Extracted records
++++++++++

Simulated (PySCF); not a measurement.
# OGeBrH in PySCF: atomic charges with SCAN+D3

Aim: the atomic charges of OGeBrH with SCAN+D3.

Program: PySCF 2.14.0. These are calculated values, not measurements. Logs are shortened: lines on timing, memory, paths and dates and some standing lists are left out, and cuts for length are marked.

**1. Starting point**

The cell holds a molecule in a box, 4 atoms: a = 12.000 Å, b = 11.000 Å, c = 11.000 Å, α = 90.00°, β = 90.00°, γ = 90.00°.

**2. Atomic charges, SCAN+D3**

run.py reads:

++++++++++

Assignment
Each of the entries above is to be repeated exactly.

Task response
Simulated (PySCF); not a measurement.
# OGeBrH in PySCF: atomic charges with SCAN+D3

Aim: the atomic charges of OGeBrH with SCAN+D3.

Program: PySCF 2.14.0. These are calculated values, not measurements. Logs are shortened: lines on timing, memory, paths and dates and some standing lists are left out, and cuts for length are marked.

**1. Starting point**

The cell holds a molecule in a box, 4 atoms: a = 12.000 Å, b = 11.000 Å, c = 11.000 Å, α = 90.00°, β = 90.00°, γ = 90.00°.

**2. Atomic charges, SCAN+D3**

run.py reads:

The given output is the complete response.